(Required action) Copy nothing but the lines below running from the line containing "Ansatz relaxed the" through the line containing "Result: gap on", both end lines included.

-=-=-

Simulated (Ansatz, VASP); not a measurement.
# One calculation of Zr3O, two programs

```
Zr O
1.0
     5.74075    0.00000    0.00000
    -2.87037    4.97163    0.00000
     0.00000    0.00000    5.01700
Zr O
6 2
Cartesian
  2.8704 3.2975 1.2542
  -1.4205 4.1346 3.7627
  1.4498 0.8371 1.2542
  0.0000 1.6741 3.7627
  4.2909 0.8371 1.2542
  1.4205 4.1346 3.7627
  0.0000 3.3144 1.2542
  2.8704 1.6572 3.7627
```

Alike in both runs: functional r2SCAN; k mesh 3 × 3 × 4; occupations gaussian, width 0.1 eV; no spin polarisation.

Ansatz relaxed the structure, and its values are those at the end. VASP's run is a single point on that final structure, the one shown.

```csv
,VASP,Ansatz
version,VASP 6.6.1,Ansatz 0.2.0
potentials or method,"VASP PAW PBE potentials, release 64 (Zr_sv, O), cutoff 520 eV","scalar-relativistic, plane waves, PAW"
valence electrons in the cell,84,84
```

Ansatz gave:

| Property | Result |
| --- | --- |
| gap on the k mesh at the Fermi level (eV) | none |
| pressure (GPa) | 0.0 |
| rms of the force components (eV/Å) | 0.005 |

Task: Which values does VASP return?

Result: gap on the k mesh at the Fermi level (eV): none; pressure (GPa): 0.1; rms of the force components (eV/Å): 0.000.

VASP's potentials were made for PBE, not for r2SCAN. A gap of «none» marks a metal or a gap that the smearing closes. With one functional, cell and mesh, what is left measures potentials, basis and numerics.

-=-=-

(Exercise output)
Ansatz relaxed the structure, and its values are those at the end. VASP's run is a single point on that final structure, the one shown.

```csv
,VASP,Ansatz
version,VASP 6.6.1,Ansatz 0.2.0
potentials or method,"VASP PAW PBE potentials, release 64 (Zr_sv, O), cutoff 520 eV","scalar-relativistic, plane waves, PAW"
valence electrons in the cell,84,84
```

Ansatz gave:

| Property | Result |
| --- | --- |
| gap on the k mesh at the Fermi level (eV) | none |
| pressure (GPa) | 0.0 |
| rms of the force components (eV/Å) | 0.005 |

Task: Which values does VASP return?

Result: gap on the k mesh at the Fermi level (eV): none; pressure (GPa): 0.1; rms of the force components (eV/Å): 0.000.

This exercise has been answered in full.